_Requirement_. Return the entries below precisely, omitting nothing.

##### Data listing #####

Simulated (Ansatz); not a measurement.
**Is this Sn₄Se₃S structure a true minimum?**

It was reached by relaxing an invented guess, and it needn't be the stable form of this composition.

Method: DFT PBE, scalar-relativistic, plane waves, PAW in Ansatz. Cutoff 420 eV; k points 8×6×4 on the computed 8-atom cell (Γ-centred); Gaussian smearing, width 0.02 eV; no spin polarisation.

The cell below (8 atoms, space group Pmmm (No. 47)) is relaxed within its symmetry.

#####

_Exercise result_.
Simulated (Ansatz); not a measurement.
**Is this Sn₄Se₃S structure a true minimum?**

It was reached by relaxing an invented guess, and it needn't be the stable form of this composition.

Method: DFT PBE, scalar-relativistic, plane waves, PAW in Ansatz. Cutoff 420 eV; k points 8×6×4 on the computed 8-atom cell (Γ-centred); Gaussian smearing, width 0.02 eV; no spin polarisation.

The cell below (8 atoms, space group Pmmm (No. 47)) is relaxed within its symmetry.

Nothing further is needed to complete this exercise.